------ Data for review ------

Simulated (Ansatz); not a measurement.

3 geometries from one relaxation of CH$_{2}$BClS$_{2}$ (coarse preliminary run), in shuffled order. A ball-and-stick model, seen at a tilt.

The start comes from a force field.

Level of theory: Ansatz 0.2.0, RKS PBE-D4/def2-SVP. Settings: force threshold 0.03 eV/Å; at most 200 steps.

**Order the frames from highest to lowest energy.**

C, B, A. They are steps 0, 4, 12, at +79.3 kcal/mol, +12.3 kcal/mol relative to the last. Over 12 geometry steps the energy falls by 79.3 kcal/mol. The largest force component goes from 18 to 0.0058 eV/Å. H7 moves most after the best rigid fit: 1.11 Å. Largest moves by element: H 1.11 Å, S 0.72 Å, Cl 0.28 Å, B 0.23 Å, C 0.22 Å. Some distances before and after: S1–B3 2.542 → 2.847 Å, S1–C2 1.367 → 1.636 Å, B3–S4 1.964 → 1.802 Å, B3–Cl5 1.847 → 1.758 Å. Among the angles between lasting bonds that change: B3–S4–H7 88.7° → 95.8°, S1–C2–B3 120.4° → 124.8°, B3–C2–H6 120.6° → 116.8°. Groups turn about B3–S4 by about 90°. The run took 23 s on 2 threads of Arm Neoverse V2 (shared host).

------

Your answer should consist only of the lines above between the line holding "The start comes from a force field." and the line holding "to lowest energy.**", inclusive, each transcribed exactly.

> **Task answer**
The start comes from a force field.

Level of theory: Ansatz 0.2.0, RKS PBE-D4/def2-SVP. Settings: force threshold 0.03 eV/Å; at most 200 steps.

**Order the frames from highest to lowest energy.**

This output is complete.